[Material shown Boundary: Start]

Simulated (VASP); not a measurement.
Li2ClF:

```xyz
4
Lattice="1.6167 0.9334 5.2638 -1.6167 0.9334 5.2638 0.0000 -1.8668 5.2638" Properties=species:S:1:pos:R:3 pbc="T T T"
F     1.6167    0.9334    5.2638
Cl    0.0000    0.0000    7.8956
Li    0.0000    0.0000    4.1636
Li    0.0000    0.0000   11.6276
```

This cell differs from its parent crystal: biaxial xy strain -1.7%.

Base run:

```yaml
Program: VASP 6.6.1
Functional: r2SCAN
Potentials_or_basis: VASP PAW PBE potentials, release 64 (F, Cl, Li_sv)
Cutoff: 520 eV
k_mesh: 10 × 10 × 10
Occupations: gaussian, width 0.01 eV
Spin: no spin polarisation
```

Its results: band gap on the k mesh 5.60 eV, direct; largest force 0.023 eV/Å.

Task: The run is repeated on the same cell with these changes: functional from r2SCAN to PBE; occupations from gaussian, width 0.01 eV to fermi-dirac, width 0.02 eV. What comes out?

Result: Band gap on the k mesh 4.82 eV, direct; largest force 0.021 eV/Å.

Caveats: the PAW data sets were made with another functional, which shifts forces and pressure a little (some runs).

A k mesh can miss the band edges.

[Material shown Boundary: End]

Required action: Reproduce the listing word for word from its first line up to and including the line with "Caveats: the PAW". Give no other lines.

Expected answer:
Simulated (VASP); not a measurement.
Li2ClF:

```xyz
4
Lattice="1.6167 0.9334 5.2638 -1.6167 0.9334 5.2638 0.0000 -1.8668 5.2638" Properties=species:S:1:pos:R:3 pbc="T T T"
F     1.6167    0.9334    5.2638
Cl    0.0000    0.0000    7.8956
Li    0.0000    0.0000    4.1636
Li    0.0000    0.0000   11.6276
```

This cell differs from its parent crystal: biaxial xy strain -1.7%.

Base run:

```yaml
Program: VASP 6.6.1
Functional: r2SCAN
Potentials_or_basis: VASP PAW PBE potentials, release 64 (F, Cl, Li_sv)
Cutoff: 520 eV
k_mesh: 10 × 10 × 10
Occupations: gaussian, width 0.01 eV
Spin: no spin polarisation
```

Its results: band gap on the k mesh 5.60 eV, direct; largest force 0.023 eV/Å.

Task: The run is repeated on the same cell with these changes: functional from r2SCAN to PBE; occupations from gaussian, width 0.01 eV to fermi-dirac, width 0.02 eV. What comes out?

Result: Band gap on the k mesh 4.82 eV, direct; largest force 0.021 eV/Å.

Caveats: the PAW data sets were made with another functional, which shifts forces and pressure a little (some runs).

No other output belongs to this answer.